From the listing below, set down exactly the lines between the one holding "BaF2 (fluorite)" and the one holding "Atoms not listed stay in place.", inclusive. No other line is wanted.

────

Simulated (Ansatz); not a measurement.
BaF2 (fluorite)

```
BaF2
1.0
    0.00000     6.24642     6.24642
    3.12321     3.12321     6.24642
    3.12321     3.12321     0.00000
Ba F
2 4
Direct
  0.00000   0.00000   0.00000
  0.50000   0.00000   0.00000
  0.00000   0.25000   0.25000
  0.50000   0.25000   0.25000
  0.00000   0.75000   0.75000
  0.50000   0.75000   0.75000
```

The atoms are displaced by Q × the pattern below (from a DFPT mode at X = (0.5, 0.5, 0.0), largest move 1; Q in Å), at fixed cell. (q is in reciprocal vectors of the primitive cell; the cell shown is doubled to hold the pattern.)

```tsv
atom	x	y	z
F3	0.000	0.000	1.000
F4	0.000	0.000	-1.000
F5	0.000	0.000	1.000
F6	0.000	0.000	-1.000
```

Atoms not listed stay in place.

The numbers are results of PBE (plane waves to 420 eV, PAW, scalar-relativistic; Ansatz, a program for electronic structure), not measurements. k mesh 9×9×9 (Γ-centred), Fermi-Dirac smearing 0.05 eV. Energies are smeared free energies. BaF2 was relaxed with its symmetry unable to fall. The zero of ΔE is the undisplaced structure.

────

Answer space
BaF2 (fluorite)

```
BaF2
1.0
    0.00000     6.24642     6.24642
    3.12321     3.12321     6.24642
    3.12321     3.12321     0.00000
Ba F
2 4
Direct
  0.00000   0.00000   0.00000
  0.50000   0.00000   0.00000
  0.00000   0.25000   0.25000
  0.50000   0.25000   0.25000
  0.00000   0.75000   0.75000
  0.50000   0.75000   0.75000
```

The atoms are displaced by Q × the pattern below (from a DFPT mode at X = (0.5, 0.5, 0.0), largest move 1; Q in Å), at fixed cell. (q is in reciprocal vectors of the primitive cell; the cell shown is doubled to hold the pattern.)

```tsv
atom	x	y	z
F3	0.000	0.000	1.000
F4	0.000	0.000	-1.000
F5	0.000	0.000	1.000
F6	0.000	0.000	-1.000
```

Atoms not listed stay in place.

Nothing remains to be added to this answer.